Action item =
From the first line of the records through the line containing "Geometry: PBE0-D4/def2-TZVP.", retype every line exactly and nothing else.

─── Material supplied

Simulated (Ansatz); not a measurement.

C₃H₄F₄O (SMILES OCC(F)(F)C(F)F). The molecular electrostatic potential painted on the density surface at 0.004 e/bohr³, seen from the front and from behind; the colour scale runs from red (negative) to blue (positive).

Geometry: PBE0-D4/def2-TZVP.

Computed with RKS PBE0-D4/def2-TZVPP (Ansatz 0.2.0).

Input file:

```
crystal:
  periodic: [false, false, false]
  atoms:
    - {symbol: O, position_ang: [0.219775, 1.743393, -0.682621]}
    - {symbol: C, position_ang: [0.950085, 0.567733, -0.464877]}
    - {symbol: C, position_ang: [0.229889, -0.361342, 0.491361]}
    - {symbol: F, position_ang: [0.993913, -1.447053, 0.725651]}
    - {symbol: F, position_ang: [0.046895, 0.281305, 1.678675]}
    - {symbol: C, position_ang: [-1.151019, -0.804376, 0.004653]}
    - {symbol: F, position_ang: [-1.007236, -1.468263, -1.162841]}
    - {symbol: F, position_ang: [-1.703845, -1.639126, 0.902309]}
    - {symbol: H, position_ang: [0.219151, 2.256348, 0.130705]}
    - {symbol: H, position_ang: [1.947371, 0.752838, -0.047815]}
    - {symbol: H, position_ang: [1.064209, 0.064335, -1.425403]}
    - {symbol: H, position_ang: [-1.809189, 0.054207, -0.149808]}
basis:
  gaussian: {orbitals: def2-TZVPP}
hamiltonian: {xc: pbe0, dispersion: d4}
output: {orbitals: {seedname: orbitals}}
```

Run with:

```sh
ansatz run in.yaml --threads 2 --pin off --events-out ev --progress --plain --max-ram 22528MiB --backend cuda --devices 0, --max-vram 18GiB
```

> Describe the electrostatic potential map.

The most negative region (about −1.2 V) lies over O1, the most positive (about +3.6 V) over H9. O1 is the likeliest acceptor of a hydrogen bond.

──────

Answer box =
Simulated (Ansatz); not a measurement.

C₃H₄F₄O (SMILES OCC(F)(F)C(F)F). The molecular electrostatic potential painted on the density surface at 0.004 e/bohr³, seen from the front and from behind; the colour scale runs from red (negative) to blue (positive).

Geometry: PBE0-D4/def2-TZVP.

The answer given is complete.